▸ DATA SECTION:
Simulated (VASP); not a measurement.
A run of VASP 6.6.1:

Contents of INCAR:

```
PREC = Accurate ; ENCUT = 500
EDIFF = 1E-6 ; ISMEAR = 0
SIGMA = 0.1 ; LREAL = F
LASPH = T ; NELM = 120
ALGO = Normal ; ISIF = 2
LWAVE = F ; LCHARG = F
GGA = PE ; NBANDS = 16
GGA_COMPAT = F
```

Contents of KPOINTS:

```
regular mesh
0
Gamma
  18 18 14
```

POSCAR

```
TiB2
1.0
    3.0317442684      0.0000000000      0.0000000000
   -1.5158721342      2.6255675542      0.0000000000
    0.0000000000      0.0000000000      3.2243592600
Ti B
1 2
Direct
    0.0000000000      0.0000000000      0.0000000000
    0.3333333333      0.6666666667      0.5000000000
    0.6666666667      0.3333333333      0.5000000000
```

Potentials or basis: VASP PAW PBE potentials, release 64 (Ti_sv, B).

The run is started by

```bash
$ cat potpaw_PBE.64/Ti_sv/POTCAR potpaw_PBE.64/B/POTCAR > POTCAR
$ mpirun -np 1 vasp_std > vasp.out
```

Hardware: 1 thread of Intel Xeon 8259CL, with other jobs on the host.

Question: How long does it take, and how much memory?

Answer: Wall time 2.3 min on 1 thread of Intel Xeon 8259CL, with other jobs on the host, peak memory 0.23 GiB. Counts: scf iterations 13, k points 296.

▸ TASK ITEM:
Leave out every line above except those from the line with "Potentials or basis: VASP" up to and including the line with "Question: How long", and copy those exactly.

▸ RESPONSE AREA:
Potentials or basis: VASP PAW PBE potentials, release 64 (Ti_sv, B).

The run is started by

```bash
$ cat potpaw_PBE.64/Ti_sv/POTCAR potpaw_PBE.64/B/POTCAR > POTCAR
$ mpirun -np 1 vasp_std > vasp.out
```

Hardware: 1 thread of Intel Xeon 8259CL, with other jobs on the host.

Question: How long does it take, and how much memory?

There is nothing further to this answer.